Data for review:
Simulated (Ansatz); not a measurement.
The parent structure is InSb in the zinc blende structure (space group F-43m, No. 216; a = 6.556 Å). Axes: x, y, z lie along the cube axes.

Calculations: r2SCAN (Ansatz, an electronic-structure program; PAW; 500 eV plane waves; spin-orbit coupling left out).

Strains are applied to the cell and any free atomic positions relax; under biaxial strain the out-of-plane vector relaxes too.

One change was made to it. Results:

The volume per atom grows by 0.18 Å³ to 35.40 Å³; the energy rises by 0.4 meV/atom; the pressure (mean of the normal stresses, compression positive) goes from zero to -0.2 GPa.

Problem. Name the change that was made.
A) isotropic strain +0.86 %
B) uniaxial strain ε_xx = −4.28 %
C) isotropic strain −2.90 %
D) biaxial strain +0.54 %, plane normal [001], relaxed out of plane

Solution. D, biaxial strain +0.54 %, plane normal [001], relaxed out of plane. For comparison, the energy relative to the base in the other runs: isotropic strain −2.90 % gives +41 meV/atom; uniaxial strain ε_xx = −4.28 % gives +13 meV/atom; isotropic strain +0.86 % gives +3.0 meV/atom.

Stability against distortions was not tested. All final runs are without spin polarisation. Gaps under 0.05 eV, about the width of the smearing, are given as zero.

Work request:
Reproduce the material in full, keeping every line exactly as given.

Problem solution:
Simulated (Ansatz); not a measurement.
The parent structure is InSb in the zinc blende structure (space group F-43m, No. 216; a = 6.556 Å). Axes: x, y, z lie along the cube axes.

Calculations: r2SCAN (Ansatz, an electronic-structure program; PAW; 500 eV plane waves; spin-orbit coupling left out).

Strains are applied to the cell and any free atomic positions relax; under biaxial strain the out-of-plane vector relaxes too.

One change was made to it. Results:

The volume per atom grows by 0.18 Å³ to 35.40 Å³; the energy rises by 0.4 meV/atom; the pressure (mean of the normal stresses, compression positive) goes from zero to -0.2 GPa.

Problem. Name the change that was made.
A) isotropic strain +0.86 %
B) uniaxial strain ε_xx = −4.28 %
C) isotropic strain −2.90 %
D) biaxial strain +0.54 %, plane normal [001], relaxed out of plane

Solution. D, biaxial strain +0.54 %, plane normal [001], relaxed out of plane. For comparison, the energy relative to the base in the other runs: isotropic strain −2.90 % gives +41 meV/atom; uniaxial strain ε_xx = −4.28 % gives +13 meV/atom; isotropic strain +0.86 % gives +3.0 meV/atom.

Stability against distortions was not tested. All final runs are without spin polarisation. Gaps under 0.05 eV, about the width of the smearing, are given as zero.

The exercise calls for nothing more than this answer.